━━━ Data for analysis

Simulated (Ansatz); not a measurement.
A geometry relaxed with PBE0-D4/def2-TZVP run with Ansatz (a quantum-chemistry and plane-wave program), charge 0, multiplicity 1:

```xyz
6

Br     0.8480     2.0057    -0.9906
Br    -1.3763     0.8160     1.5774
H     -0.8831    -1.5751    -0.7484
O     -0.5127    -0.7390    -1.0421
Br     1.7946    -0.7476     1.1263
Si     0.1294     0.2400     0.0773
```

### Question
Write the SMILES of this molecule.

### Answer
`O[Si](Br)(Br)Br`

━━━━━━

> [Brief]:
Reproduce the material exactly, from the first line to the last.

> [Task result]:
Simulated (Ansatz); not a measurement.
A geometry relaxed with PBE0-D4/def2-TZVP run with Ansatz (a quantum-chemistry and plane-wave program), charge 0, multiplicity 1:

```xyz
6

Br     0.8480     2.0057    -0.9906
Br    -1.3763     0.8160     1.5774
H     -0.8831    -1.5751    -0.7484
O     -0.5127    -0.7390    -1.0421
Br     1.7946    -0.7476     1.1263
Si     0.1294     0.2400     0.0773
```

### Question
Write the SMILES of this molecule.

### Answer
`O[Si](Br)(Br)Br`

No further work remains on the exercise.